[Stored data Boundary: Start]

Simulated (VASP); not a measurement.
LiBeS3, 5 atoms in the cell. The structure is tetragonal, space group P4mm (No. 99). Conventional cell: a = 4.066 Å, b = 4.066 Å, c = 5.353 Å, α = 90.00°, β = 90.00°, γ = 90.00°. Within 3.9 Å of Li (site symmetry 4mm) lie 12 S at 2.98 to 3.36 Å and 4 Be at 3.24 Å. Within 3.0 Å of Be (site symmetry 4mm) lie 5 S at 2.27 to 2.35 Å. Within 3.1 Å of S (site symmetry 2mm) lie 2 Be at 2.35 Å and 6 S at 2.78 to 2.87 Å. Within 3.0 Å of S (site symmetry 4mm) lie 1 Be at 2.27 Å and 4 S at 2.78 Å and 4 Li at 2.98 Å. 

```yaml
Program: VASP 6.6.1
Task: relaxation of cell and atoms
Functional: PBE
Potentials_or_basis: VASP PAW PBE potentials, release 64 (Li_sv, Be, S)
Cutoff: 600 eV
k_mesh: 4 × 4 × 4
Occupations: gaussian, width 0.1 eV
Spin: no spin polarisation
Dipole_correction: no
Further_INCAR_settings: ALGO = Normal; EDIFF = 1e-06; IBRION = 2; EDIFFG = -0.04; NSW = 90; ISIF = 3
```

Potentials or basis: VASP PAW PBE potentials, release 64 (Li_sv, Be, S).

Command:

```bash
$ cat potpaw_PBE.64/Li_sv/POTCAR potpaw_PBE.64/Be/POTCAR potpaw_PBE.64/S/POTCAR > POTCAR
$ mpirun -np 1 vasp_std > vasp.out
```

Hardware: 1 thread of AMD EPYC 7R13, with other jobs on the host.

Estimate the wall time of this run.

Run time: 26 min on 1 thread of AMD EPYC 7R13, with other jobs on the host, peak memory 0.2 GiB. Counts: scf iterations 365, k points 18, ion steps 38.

[Stored data Boundary: End]

Every line above from the line with "Hardware: 1 thread" to the line with "Estimate the wall time of this run.", inclusive, must be returned exactly; no other line belongs in the reply.

Hardware: 1 thread of AMD EPYC 7R13, with other jobs on the host.

Estimate the wall time of this run.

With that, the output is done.